___ AVAILABLE DATA

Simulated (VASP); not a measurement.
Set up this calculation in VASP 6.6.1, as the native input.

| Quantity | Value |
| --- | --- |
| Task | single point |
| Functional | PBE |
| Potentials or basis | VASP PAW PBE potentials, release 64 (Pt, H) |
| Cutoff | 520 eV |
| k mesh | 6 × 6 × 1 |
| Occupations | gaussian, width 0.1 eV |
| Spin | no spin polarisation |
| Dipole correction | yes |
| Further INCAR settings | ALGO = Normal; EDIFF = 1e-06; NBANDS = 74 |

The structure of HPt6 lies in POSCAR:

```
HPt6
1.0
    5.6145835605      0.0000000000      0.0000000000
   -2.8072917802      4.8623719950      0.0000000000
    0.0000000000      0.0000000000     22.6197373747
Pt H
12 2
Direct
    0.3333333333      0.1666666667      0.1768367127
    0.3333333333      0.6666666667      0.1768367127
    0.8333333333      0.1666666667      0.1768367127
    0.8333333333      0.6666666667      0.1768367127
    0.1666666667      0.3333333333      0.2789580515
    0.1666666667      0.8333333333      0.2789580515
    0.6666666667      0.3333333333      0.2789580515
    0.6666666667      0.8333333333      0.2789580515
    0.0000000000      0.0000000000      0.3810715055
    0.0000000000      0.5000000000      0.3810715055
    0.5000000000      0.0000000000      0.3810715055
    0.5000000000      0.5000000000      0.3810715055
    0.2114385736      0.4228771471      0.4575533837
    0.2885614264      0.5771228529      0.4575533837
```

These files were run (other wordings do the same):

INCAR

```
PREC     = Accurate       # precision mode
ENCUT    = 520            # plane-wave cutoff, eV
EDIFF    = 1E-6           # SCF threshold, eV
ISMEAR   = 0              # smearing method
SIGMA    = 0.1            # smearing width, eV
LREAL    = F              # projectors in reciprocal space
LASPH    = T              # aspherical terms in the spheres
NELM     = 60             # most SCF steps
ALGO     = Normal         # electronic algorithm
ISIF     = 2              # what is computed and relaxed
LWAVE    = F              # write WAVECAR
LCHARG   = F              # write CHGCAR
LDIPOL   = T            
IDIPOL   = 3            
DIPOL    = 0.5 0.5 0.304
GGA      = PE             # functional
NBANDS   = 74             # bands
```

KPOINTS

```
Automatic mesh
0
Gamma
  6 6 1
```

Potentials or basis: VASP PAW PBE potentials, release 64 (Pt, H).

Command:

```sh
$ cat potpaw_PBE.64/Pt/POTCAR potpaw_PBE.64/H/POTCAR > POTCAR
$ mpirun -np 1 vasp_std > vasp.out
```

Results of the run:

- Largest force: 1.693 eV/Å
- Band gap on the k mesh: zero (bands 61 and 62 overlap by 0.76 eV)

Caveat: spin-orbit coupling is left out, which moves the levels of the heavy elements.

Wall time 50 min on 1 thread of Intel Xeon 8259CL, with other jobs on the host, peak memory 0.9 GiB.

______

▶ [ASSIGNED TASK] Could you retype exactly the lines from the first one of the records through the line containing "correction | yes |", both included, and nothing more?

▶ [WRITTEN RESPONSE]
Simulated (VASP); not a measurement.
Set up this calculation in VASP 6.6.1, as the native input.

| Quantity | Value |
| --- | --- |
| Task | single point |
| Functional | PBE |
| Potentials or basis | VASP PAW PBE potentials, release 64 (Pt, H) |
| Cutoff | 520 eV |
| k mesh | 6 × 6 × 1 |
| Occupations | gaussian, width 0.1 eV |
| Spin | no spin polarisation |
| Dipole correction | yes |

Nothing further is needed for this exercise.